#### [GIVEN INFORMATION]
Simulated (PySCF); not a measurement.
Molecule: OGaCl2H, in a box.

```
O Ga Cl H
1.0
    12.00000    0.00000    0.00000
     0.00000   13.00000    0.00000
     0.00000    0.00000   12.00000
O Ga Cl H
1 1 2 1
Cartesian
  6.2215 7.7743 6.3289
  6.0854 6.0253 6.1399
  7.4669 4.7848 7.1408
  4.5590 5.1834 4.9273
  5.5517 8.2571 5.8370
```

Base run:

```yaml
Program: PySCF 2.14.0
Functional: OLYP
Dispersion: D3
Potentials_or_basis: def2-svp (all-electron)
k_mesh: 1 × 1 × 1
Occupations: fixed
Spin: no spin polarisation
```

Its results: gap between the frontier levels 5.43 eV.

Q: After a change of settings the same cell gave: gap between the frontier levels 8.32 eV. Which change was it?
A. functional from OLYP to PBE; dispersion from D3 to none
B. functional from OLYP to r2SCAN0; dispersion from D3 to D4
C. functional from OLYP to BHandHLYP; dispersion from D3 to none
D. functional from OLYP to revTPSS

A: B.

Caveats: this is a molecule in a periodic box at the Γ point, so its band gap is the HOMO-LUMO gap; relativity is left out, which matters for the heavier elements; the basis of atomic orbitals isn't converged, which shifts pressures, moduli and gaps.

#### [ASSIGNED TASK]
Look above for the line with "Molecule: OGaCl2H, in a box." and the line with "Its results: gap", and reproduce exactly those two lines plus every line between, nothing more.

#### [EXERCISE ANSWER]
Molecule: OGaCl2H, in a box.

```
O Ga Cl H
1.0
    12.00000    0.00000    0.00000
     0.00000   13.00000    0.00000
     0.00000    0.00000   12.00000
O Ga Cl H
1 1 2 1
Cartesian
  6.2215 7.7743 6.3289
  6.0854 6.0253 6.1399
  7.4669 4.7848 7.1408
  4.5590 5.1834 4.9273
  5.5517 8.2571 5.8370
```

Base run:

```yaml
Program: PySCF 2.14.0
Functional: OLYP
Dispersion: D3
Potentials_or_basis: def2-svp (all-electron)
k_mesh: 1 × 1 × 1
Occupations: fixed
Spin: no spin polarisation
```

Its results: gap between the frontier levels 5.43 eV.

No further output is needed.